[Input data]:
··········
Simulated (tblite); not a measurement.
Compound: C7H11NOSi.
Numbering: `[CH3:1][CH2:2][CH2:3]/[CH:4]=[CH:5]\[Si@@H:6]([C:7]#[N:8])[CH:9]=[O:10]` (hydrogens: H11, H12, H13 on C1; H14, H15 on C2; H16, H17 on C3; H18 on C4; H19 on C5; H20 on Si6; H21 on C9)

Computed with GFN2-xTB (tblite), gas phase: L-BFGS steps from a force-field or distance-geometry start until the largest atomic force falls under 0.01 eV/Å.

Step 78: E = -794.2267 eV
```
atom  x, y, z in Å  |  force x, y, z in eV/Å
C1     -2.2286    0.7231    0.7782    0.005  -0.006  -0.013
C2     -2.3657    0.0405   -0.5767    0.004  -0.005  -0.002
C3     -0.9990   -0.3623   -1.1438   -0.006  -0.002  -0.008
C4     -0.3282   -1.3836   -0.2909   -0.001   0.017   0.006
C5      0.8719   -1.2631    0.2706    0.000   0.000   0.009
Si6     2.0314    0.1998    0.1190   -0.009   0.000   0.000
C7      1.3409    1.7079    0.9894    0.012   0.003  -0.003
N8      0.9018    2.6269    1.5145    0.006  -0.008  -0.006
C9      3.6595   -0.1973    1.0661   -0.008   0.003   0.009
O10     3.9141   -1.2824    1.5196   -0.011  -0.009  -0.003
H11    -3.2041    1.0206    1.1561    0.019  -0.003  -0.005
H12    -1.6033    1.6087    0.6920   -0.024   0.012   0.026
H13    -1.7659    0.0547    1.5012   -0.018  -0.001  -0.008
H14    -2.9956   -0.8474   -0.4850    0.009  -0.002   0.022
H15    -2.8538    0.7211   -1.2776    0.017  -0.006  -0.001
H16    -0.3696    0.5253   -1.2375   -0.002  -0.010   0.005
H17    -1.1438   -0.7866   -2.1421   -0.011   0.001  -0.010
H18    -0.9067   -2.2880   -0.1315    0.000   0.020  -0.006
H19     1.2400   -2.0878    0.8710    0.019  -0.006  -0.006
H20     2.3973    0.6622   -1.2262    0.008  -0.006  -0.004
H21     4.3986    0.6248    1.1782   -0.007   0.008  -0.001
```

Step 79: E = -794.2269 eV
··········

[Action item]:
Lines from the top of the data above through the line containing "Si6; H21 on C9)" must be repeated exactly. All other lines stay out.

[Response box]:
Simulated (tblite); not a measurement.
Compound: C7H11NOSi.
Numbering: `[CH3:1][CH2:2][CH2:3]/[CH:4]=[CH:5]\[Si@@H:6]([C:7]#[N:8])[CH:9]=[O:10]` (hydrogens: H11, H12, H13 on C1; H14, H15 on C2; H16, H17 on C3; H18 on C4; H19 on C5; H20 on Si6; H21 on C9)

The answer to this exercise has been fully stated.